▶ [STUDY MATERIAL]:
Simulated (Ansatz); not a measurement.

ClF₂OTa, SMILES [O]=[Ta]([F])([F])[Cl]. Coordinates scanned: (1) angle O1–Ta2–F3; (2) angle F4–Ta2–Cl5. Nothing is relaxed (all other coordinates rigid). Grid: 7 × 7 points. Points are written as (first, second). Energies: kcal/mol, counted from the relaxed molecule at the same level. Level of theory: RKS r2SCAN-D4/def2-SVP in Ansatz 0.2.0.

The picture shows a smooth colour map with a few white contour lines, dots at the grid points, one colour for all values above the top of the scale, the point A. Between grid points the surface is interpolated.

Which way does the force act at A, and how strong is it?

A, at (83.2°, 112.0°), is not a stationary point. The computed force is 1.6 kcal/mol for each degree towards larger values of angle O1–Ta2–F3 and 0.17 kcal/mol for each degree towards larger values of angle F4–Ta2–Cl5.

▶ [WORK REQUEST]: Please print the material above exactly as it appears, from its first line through the line containing "Which way does", inclusive, and stop there.

▶ [TASK RESULT]:
Simulated (Ansatz); not a measurement.

ClF₂OTa, SMILES [O]=[Ta]([F])([F])[Cl]. Coordinates scanned: (1) angle O1–Ta2–F3; (2) angle F4–Ta2–Cl5. Nothing is relaxed (all other coordinates rigid). Grid: 7 × 7 points. Points are written as (first, second). Energies: kcal/mol, counted from the relaxed molecule at the same level. Level of theory: RKS r2SCAN-D4/def2-SVP in Ansatz 0.2.0.

The picture shows a smooth colour map with a few white contour lines, dots at the grid points, one colour for all values above the top of the scale, the point A. Between grid points the surface is interpolated.

Which way does the force act at A, and how strong is it?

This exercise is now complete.